-.-.-
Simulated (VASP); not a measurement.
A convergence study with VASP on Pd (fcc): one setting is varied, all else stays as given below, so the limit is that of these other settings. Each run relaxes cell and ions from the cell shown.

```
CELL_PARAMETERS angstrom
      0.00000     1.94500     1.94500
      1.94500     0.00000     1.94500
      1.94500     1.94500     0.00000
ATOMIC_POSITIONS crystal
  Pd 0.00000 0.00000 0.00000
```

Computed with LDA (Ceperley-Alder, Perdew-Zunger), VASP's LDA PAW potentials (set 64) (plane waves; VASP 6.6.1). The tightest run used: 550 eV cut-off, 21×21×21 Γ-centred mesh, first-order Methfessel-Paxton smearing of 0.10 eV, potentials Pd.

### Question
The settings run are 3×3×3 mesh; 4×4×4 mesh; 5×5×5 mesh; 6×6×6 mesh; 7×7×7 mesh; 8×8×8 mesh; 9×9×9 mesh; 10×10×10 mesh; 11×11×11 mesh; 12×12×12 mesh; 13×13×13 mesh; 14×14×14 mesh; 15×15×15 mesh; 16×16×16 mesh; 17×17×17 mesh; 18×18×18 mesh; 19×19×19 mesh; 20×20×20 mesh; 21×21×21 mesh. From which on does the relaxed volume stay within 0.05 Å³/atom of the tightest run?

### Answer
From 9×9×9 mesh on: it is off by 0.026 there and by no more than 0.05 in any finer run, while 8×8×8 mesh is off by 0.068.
-.-.-

Each line of the listing has to be reproduced exactly.

Simulated (VASP); not a measurement.
A convergence study with VASP on Pd (fcc): one setting is varied, all else stays as given below, so the limit is that of these other settings. Each run relaxes cell and ions from the cell shown.

```
CELL_PARAMETERS angstrom
      0.00000     1.94500     1.94500
      1.94500     0.00000     1.94500
      1.94500     1.94500     0.00000
ATOMIC_POSITIONS crystal
  Pd 0.00000 0.00000 0.00000
```

Computed with LDA (Ceperley-Alder, Perdew-Zunger), VASP's LDA PAW potentials (set 64) (plane waves; VASP 6.6.1). The tightest run used: 550 eV cut-off, 21×21×21 Γ-centred mesh, first-order Methfessel-Paxton smearing of 0.10 eV, potentials Pd.

### Question
The settings run are 3×3×3 mesh; 4×4×4 mesh; 5×5×5 mesh; 6×6×6 mesh; 7×7×7 mesh; 8×8×8 mesh; 9×9×9 mesh; 10×10×10 mesh; 11×11×11 mesh; 12×12×12 mesh; 13×13×13 mesh; 14×14×14 mesh; 15×15×15 mesh; 16×16×16 mesh; 17×17×17 mesh; 18×18×18 mesh; 19×19×19 mesh; 20×20×20 mesh; 21×21×21 mesh. From which on does the relaxed volume stay within 0.05 Å³/atom of the tightest run?

### Answer
From 9×9×9 mesh on: it is off by 0.026 there and by no more than 0.05 in any finer run, while 8×8×8 mesh is off by 0.068.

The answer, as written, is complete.